* ACTION ITEM
With the material below, print exactly the lines between the line holding "Task: Fill in the values left out." and the line holding "Caveats: some runs", inclusive. Add nothing else.

* SUPPLIED MATERIAL
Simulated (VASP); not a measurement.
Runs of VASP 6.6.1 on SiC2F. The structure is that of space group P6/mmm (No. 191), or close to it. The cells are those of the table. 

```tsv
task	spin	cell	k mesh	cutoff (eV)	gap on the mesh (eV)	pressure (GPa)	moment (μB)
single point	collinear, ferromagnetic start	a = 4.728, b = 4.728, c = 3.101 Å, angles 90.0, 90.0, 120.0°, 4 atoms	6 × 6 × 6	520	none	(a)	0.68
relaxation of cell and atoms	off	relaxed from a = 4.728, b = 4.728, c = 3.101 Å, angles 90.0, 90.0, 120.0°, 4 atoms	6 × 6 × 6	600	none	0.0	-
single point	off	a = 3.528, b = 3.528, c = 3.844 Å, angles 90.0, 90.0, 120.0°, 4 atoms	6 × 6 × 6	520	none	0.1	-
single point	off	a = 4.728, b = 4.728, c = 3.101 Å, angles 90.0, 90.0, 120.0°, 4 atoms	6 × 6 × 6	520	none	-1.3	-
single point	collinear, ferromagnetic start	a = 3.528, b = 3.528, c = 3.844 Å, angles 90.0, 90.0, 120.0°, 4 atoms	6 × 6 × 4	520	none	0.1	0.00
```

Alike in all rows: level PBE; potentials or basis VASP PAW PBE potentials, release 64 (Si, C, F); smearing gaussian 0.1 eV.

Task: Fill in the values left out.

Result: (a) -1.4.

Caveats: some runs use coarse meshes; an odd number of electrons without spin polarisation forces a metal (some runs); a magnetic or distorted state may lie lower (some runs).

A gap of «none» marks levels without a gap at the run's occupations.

* YOUR RESPONSE
Task: Fill in the values left out.

Result: (a) -1.4.

Caveats: some runs use coarse meshes; an odd number of electrons without spin polarisation forces a metal (some runs); a magnetic or distorted state may lie lower (some runs).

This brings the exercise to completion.